- **Work order**:
All that is wanted is a word-for-word copy of the data from its first line to the line containing "- Functional: PBE", both included.

- **Extracted entries**:
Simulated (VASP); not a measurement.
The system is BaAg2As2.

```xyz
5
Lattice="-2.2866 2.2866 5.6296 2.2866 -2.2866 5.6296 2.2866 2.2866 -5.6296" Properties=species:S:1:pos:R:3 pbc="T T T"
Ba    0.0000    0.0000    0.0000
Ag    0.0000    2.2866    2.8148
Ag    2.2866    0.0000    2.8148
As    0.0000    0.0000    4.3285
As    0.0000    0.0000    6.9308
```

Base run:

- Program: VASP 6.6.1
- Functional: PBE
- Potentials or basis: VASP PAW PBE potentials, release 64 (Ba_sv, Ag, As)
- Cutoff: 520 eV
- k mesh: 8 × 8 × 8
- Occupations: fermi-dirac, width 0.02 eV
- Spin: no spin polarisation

- **Answer space**:
Simulated (VASP); not a measurement.
The system is BaAg2As2.

```xyz
5
Lattice="-2.2866 2.2866 5.6296 2.2866 -2.2866 5.6296 2.2866 2.2866 -5.6296" Properties=species:S:1:pos:R:3 pbc="T T T"
Ba    0.0000    0.0000    0.0000
Ag    0.0000    2.2866    2.8148
Ag    2.2866    0.0000    2.8148
As    0.0000    0.0000    4.3285
As    0.0000    0.0000    6.9308
```

Base run:

- Program: VASP 6.6.1
- Functional: PBE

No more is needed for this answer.